[Excerpted data]
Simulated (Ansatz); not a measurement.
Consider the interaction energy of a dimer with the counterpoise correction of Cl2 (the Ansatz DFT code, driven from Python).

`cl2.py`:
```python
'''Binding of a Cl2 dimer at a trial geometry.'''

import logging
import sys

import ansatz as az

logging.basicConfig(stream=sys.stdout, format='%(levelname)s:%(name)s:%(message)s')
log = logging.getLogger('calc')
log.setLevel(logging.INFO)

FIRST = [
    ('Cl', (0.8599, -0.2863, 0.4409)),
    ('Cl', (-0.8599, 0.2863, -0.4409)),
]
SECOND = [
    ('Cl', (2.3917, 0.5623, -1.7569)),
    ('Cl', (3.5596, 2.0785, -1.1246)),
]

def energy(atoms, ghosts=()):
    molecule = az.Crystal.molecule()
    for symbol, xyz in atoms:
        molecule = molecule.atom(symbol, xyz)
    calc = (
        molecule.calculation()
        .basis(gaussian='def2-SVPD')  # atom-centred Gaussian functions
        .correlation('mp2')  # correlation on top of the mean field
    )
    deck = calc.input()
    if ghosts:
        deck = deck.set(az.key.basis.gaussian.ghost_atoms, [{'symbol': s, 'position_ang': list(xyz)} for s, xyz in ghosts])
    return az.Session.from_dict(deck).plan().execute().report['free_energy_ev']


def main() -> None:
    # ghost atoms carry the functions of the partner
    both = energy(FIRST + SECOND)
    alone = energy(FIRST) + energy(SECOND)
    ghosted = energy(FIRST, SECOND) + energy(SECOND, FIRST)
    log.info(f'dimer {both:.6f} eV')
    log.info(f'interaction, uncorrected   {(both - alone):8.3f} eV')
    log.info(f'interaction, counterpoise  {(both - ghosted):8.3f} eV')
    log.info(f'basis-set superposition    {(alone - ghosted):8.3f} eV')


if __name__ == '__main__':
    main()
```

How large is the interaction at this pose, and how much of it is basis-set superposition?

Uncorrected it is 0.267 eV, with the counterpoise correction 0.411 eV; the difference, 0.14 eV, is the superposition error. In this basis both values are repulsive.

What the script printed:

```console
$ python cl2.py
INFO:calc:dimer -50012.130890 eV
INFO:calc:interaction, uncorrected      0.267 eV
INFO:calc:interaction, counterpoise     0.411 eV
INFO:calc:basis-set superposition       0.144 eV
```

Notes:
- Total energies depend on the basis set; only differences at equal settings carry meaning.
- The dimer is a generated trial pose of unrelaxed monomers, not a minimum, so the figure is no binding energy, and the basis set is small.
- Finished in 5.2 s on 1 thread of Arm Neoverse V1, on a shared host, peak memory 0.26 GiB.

[Brief] The lines to retype run from the start of the entries through the line containing "Uncorrected it is"; reproduce them exactly and add nothing.

[Task result]
Simulated (Ansatz); not a measurement.
Consider the interaction energy of a dimer with the counterpoise correction of Cl2 (the Ansatz DFT code, driven from Python).

`cl2.py`:
```python
'''Binding of a Cl2 dimer at a trial geometry.'''

import logging
import sys

import ansatz as az

logging.basicConfig(stream=sys.stdout, format='%(levelname)s:%(name)s:%(message)s')
log = logging.getLogger('calc')
log.setLevel(logging.INFO)

FIRST = [
    ('Cl', (0.8599, -0.2863, 0.4409)),
    ('Cl', (-0.8599, 0.2863, -0.4409)),
]
SECOND = [
    ('Cl', (2.3917, 0.5623, -1.7569)),
    ('Cl', (3.5596, 2.0785, -1.1246)),
]

def energy(atoms, ghosts=()):
    molecule = az.Crystal.molecule()
    for symbol, xyz in atoms:
        molecule = molecule.atom(symbol, xyz)
    calc = (
        molecule.calculation()
        .basis(gaussian='def2-SVPD')  # atom-centred Gaussian functions
        .correlation('mp2')  # correlation on top of the mean field
    )
    deck = calc.input()
    if ghosts:
        deck = deck.set(az.key.basis.gaussian.ghost_atoms, [{'symbol': s, 'position_ang': list(xyz)} for s, xyz in ghosts])
    return az.Session.from_dict(deck).plan().execute().report['free_energy_ev']


def main() -> None:
    # ghost atoms carry the functions of the partner
    both = energy(FIRST + SECOND)
    alone = energy(FIRST) + energy(SECOND)
    ghosted = energy(FIRST, SECOND) + energy(SECOND, FIRST)
    log.info(f'dimer {both:.6f} eV')
    log.info(f'interaction, uncorrected   {(both - alone):8.3f} eV')
    log.info(f'interaction, counterpoise  {(both - ghosted):8.3f} eV')
    log.info(f'basis-set superposition    {(alone - ghosted):8.3f} eV')


if __name__ == '__main__':
    main()
```

How large is the interaction at this pose, and how much of it is basis-set superposition?

Uncorrected it is 0.267 eV, with the counterpoise correction 0.411 eV; the difference, 0.14 eV, is the superposition error. In this basis both values are repulsive.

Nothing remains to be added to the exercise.